Record excerpts
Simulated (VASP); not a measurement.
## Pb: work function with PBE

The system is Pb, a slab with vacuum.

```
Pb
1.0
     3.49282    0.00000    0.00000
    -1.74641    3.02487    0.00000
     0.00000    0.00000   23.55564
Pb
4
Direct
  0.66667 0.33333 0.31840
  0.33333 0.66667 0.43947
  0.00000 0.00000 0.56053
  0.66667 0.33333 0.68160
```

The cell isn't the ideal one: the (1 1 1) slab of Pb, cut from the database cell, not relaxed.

Requirement
From the first entry above to the last, repeat everything exactly.

Task response
Simulated (VASP); not a measurement.
## Pb: work function with PBE

The system is Pb, a slab with vacuum.

```
Pb
1.0
     3.49282    0.00000    0.00000
    -1.74641    3.02487    0.00000
     0.00000    0.00000   23.55564
Pb
4
Direct
  0.66667 0.33333 0.31840
  0.33333 0.66667 0.43947
  0.00000 0.00000 0.56053
  0.66667 0.33333 0.68160
```

The cell isn't the ideal one: the (1 1 1) slab of Pb, cut from the database cell, not relaxed.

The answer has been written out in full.